**Stored data:**
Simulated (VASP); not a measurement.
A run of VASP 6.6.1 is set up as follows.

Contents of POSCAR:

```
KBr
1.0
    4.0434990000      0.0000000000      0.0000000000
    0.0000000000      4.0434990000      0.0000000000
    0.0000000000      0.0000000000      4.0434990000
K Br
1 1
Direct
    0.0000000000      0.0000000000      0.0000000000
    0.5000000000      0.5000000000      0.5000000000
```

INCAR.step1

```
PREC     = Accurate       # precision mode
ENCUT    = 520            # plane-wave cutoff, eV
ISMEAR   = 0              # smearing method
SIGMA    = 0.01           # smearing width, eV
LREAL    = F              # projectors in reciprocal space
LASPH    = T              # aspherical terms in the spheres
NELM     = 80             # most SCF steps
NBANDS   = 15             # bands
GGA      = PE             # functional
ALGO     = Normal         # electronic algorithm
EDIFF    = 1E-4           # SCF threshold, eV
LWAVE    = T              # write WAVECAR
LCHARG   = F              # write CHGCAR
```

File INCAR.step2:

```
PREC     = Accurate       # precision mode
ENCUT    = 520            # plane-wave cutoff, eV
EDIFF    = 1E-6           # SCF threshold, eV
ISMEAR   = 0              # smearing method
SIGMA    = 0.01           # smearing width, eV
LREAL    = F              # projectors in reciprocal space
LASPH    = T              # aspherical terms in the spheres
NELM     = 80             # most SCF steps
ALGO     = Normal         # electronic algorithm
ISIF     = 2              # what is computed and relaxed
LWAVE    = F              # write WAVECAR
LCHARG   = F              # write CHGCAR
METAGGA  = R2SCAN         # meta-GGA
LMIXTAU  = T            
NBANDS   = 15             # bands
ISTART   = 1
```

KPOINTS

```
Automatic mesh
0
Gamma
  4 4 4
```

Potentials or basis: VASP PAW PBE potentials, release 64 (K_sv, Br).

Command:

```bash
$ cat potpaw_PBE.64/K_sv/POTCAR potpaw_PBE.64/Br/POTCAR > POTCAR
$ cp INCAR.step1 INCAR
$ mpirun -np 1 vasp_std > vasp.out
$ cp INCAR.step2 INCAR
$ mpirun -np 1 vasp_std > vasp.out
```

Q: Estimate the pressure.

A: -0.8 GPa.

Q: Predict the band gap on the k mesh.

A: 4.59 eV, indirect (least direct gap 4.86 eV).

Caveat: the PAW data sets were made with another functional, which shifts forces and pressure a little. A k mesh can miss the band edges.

**Required action:**
After locating the line with "Q: Predict the band gap on the k mesh." above, return that line and every later line through the one with "A: 4.59 eV, indirect", word for word and with nothing else.

**Answer space:**
Q: Predict the band gap on the k mesh.

A: 4.59 eV, indirect (least direct gap 4.86 eV).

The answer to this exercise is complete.